SOURCE MATERIAL.
'''

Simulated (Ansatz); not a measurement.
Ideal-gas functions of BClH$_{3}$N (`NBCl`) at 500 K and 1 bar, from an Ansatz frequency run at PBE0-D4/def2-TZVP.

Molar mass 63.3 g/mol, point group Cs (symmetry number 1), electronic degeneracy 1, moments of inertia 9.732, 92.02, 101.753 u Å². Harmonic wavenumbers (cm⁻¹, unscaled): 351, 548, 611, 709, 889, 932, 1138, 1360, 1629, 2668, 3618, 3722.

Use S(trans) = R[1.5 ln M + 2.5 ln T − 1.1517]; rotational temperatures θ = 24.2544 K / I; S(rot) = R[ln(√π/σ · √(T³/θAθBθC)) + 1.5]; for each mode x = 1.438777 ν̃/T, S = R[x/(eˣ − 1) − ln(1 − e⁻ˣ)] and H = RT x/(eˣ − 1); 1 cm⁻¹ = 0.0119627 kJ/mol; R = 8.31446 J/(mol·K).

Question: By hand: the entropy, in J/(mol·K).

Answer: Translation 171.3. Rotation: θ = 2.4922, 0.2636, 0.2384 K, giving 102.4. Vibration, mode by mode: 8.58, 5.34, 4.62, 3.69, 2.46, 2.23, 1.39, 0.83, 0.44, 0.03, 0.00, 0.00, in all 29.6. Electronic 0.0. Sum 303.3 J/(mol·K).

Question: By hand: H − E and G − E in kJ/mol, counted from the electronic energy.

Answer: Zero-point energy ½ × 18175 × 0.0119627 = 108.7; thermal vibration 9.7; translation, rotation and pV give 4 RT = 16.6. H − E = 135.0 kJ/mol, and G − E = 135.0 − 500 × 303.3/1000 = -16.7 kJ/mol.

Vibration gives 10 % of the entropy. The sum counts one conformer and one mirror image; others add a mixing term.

'''

WORK INSTRUCTION.
In the material above, find the line containing "Answer: Translation 171.3." and the line containing "Answer: Zero-point energy", then write out exactly those two lines and every line between them, and nothing more.

RESPONSE BOX.
Answer: Translation 171.3. Rotation: θ = 2.4922, 0.2636, 0.2384 K, giving 102.4. Vibration, mode by mode: 8.58, 5.34, 4.62, 3.69, 2.46, 2.23, 1.39, 0.83, 0.44, 0.03, 0.00, 0.00, in all 29.6. Electronic 0.0. Sum 303.3 J/(mol·K).

Question: By hand: H − E and G − E in kJ/mol, counted from the electronic energy.

Answer: Zero-point energy ½ × 18175 × 0.0119627 = 108.7; thermal vibration 9.7; translation, rotation and pV give 4 RT = 16.6. H − E = 135.0 kJ/mol, and G − E = 135.0 − 500 × 303.3/1000 = -16.7 kJ/mol.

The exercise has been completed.